▶ _MATERIAL PROVIDED_:
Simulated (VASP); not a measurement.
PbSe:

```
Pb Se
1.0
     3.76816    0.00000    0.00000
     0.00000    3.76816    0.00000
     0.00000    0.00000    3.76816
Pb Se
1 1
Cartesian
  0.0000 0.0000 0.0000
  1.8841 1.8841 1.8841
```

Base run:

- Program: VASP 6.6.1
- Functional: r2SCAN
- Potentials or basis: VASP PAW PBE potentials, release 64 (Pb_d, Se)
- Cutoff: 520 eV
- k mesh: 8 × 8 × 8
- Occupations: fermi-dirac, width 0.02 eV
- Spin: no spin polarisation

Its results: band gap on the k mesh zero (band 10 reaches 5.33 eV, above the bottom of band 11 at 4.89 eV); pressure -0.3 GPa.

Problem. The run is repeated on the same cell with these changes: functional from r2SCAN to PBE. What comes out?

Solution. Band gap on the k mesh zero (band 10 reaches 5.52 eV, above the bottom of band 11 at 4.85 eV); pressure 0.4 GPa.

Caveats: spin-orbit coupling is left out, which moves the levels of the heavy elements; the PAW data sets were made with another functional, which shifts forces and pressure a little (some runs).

▶ _REQUIREMENT_: Your answer should be all of the records, transcribed exactly.

▶ _EXERCISE SOLUTION_:
Simulated (VASP); not a measurement.
PbSe:

```
Pb Se
1.0
     3.76816    0.00000    0.00000
     0.00000    3.76816    0.00000
     0.00000    0.00000    3.76816
Pb Se
1 1
Cartesian
  0.0000 0.0000 0.0000
  1.8841 1.8841 1.8841
```

Base run:

- Program: VASP 6.6.1
- Functional: r2SCAN
- Potentials or basis: VASP PAW PBE potentials, release 64 (Pb_d, Se)
- Cutoff: 520 eV
- k mesh: 8 × 8 × 8
- Occupations: fermi-dirac, width 0.02 eV
- Spin: no spin polarisation

Its results: band gap on the k mesh zero (band 10 reaches 5.33 eV, above the bottom of band 11 at 4.89 eV); pressure -0.3 GPa.

Problem. The run is repeated on the same cell with these changes: functional from r2SCAN to PBE. What comes out?

Solution. Band gap on the k mesh zero (band 10 reaches 5.52 eV, above the bottom of band 11 at 4.85 eV); pressure 0.4 GPa.

Caveats: spin-orbit coupling is left out, which moves the levels of the heavy elements; the PAW data sets were made with another functional, which shifts forces and pressure a little (some runs).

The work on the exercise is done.